◆ **Work instruction**:
Down to the last line, reproduce the records exactly.

◆ **Recorded information**:
════════════════════

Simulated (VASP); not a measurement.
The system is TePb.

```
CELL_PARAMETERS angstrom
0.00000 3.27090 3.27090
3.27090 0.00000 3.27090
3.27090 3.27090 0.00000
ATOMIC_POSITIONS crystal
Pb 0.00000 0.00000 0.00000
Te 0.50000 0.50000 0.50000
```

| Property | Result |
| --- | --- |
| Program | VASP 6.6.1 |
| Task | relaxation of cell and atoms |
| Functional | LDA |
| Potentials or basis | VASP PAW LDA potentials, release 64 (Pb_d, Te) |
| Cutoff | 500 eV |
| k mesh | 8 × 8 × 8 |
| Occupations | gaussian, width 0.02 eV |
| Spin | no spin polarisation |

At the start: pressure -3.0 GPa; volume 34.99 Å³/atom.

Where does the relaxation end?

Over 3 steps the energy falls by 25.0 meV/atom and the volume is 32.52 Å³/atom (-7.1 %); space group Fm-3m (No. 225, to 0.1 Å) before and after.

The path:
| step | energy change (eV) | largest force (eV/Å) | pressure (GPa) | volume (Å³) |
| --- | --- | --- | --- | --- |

════════════════════

◆ **Task solution**:
Simulated (VASP); not a measurement.
The system is TePb.

```
CELL_PARAMETERS angstrom
0.00000 3.27090 3.27090
3.27090 0.00000 3.27090
3.27090 3.27090 0.00000
ATOMIC_POSITIONS crystal
Pb 0.00000 0.00000 0.00000
Te 0.50000 0.50000 0.50000
```

| Property | Result |
| --- | --- |
| Program | VASP 6.6.1 |
| Task | relaxation of cell and atoms |
| Functional | LDA |
| Potentials or basis | VASP PAW LDA potentials, release 64 (Pb_d, Te) |
| Cutoff | 500 eV |
| k mesh | 8 × 8 × 8 |
| Occupations | gaussian, width 0.02 eV |
| Spin | no spin polarisation |

At the start: pressure -3.0 GPa; volume 34.99 Å³/atom.

Where does the relaxation end?

Over 3 steps the energy falls by 25.0 meV/atom and the volume is 32.52 Å³/atom (-7.1 %); space group Fm-3m (No. 225, to 0.1 Å) before and after.

The path:
| step | energy change (eV) | largest force (eV/Å) | pressure (GPa) | volume (Å³) |
| --- | --- | --- | --- | --- |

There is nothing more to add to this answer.